--- Assigned task ---
The listing below is to be copied in full, line by line.

+ + + + +
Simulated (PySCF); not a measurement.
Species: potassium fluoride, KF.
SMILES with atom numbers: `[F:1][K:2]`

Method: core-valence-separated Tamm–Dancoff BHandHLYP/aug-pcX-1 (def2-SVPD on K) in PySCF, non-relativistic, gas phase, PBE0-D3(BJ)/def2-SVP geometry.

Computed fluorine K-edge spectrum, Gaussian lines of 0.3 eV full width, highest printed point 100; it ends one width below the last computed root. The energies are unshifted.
+ + + + +

--- Exercise answer ---
Simulated (PySCF); not a measurement.
Species: potassium fluoride, KF.
SMILES with atom numbers: `[F:1][K:2]`

Method: core-valence-separated Tamm–Dancoff BHandHLYP/aug-pcX-1 (def2-SVPD on K) in PySCF, non-relativistic, gas phase, PBE0-D3(BJ)/def2-SVP geometry.

Computed fluorine K-edge spectrum, Gaussian lines of 0.3 eV full width, highest printed point 100; it ends one width below the last computed root. The energies are unshifted.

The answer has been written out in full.